→ Dataset excerpts:
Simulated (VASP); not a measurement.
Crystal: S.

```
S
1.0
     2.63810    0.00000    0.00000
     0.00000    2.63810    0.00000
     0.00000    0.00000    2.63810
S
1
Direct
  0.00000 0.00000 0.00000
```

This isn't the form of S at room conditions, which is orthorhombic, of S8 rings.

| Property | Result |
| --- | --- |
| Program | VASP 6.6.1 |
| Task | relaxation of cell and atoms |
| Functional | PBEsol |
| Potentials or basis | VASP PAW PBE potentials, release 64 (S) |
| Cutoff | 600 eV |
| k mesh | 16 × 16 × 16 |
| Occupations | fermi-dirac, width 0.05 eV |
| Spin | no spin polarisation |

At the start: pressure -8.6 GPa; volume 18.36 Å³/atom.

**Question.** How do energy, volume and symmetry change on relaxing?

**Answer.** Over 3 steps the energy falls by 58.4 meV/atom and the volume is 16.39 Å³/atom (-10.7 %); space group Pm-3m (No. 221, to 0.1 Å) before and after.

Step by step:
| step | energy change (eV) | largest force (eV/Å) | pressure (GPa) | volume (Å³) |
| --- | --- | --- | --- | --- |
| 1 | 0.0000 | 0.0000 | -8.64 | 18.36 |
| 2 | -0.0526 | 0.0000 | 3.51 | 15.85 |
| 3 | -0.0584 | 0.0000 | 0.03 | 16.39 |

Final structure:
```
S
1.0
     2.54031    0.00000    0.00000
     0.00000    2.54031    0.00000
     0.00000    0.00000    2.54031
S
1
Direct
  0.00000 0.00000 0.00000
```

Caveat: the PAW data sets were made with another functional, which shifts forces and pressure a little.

→ Requirement:
Begin at the first line of the records above and restate each line word for word, stopping after the line with "VASP 6.6.1 |".

→ Response:
Simulated (VASP); not a measurement.
Crystal: S.

```
S
1.0
     2.63810    0.00000    0.00000
     0.00000    2.63810    0.00000
     0.00000    0.00000    2.63810
S
1
Direct
  0.00000 0.00000 0.00000
```

This isn't the form of S at room conditions, which is orthorhombic, of S8 rings.

| Property | Result |
| --- | --- |
| Program | VASP 6.6.1 |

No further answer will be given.